### Activity
Reproduce the listing that follows, line for line.

### Extracted records
—————
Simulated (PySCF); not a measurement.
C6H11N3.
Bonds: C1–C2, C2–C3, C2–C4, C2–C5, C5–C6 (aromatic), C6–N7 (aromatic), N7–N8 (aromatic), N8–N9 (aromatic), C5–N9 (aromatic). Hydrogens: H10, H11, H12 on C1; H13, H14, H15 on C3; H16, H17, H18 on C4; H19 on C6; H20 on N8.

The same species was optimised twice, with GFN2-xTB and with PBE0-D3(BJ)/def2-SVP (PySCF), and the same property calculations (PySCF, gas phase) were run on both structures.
—————

### Written answer
Simulated (PySCF); not a measurement.
C6H11N3.
Bonds: C1–C2, C2–C3, C2–C4, C2–C5, C5–C6 (aromatic), C6–N7 (aromatic), N7–N8 (aromatic), N8–N9 (aromatic), C5–N9 (aromatic). Hydrogens: H10, H11, H12 on C1; H13, H14, H15 on C3; H16, H17, H18 on C4; H19 on C6; H20 on N8.

The same species was optimised twice, with GFN2-xTB and with PBE0-D3(BJ)/def2-SVP (PySCF), and the same property calculations (PySCF, gas phase) were run on both structures.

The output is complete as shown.